Work item
Going from the top of the data below, give again each line through the one containing "- outlet pressure 0.00576", both ends kept.

Source information
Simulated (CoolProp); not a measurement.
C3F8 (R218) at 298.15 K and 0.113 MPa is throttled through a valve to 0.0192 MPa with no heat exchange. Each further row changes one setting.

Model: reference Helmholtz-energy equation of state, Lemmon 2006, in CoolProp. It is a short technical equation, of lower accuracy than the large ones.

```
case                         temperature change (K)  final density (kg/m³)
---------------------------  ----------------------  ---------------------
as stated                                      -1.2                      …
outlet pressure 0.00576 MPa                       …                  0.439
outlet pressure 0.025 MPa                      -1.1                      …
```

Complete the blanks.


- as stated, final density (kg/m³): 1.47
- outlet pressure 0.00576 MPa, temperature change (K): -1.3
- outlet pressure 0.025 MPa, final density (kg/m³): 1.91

Response
Simulated (CoolProp); not a measurement.
C3F8 (R218) at 298.15 K and 0.113 MPa is throttled through a valve to 0.0192 MPa with no heat exchange. Each further row changes one setting.

Model: reference Helmholtz-energy equation of state, Lemmon 2006, in CoolProp. It is a short technical equation, of lower accuracy than the large ones.

```
case                         temperature change (K)  final density (kg/m³)
---------------------------  ----------------------  ---------------------
as stated                                      -1.2                      …
outlet pressure 0.00576 MPa                       …                  0.439
outlet pressure 0.025 MPa                      -1.1                      …
```

Complete the blanks.


- as stated, final density (kg/m³): 1.47
- outlet pressure 0.00576 MPa, temperature change (K): -1.3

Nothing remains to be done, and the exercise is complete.